> [ACTIVITY] Restate each entry word for word. Keep every detail intact.

> [RECORD EXTRACTS]
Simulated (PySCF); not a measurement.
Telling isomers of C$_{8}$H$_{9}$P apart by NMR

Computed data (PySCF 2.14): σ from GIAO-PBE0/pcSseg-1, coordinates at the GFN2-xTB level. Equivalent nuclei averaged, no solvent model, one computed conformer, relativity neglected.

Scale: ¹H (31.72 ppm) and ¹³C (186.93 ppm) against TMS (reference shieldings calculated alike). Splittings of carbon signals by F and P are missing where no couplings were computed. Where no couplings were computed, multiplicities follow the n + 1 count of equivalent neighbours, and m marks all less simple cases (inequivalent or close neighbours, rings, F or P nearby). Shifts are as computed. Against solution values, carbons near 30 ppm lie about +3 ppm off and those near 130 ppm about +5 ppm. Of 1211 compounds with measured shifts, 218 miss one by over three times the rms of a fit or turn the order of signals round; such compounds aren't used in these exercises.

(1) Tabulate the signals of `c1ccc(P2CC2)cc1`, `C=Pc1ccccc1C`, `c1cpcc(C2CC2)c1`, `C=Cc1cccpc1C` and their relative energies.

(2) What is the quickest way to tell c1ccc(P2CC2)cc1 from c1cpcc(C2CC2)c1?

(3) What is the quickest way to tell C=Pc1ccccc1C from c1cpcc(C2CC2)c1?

> [WRITTEN RESPONSE]
Simulated (PySCF); not a measurement.
Telling isomers of C$_{8}$H$_{9}$P apart by NMR

Computed data (PySCF 2.14): σ from GIAO-PBE0/pcSseg-1, coordinates at the GFN2-xTB level. Equivalent nuclei averaged, no solvent model, one computed conformer, relativity neglected.

Scale: ¹H (31.72 ppm) and ¹³C (186.93 ppm) against TMS (reference shieldings calculated alike). Splittings of carbon signals by F and P are missing where no couplings were computed. Where no couplings were computed, multiplicities follow the n + 1 count of equivalent neighbours, and m marks all less simple cases (inequivalent or close neighbours, rings, F or P nearby). Shifts are as computed. Against solution values, carbons near 30 ppm lie about +3 ppm off and those near 130 ppm about +5 ppm. Of 1211 compounds with measured shifts, 218 miss one by over three times the rms of a fit or turn the order of signals round; such compounds aren't used in these exercises.

(1) Tabulate the signals of `c1ccc(P2CC2)cc1`, `C=Pc1ccccc1C`, `c1cpcc(C2CC2)c1`, `C=Cc1cccpc1C` and their relative energies.

(2) What is the quickest way to tell c1ccc(P2CC2)cc1 from c1cpcc(C2CC2)c1?

(3) What is the quickest way to tell C=Pc1ccccc1C from c1cpcc(C2CC2)c1?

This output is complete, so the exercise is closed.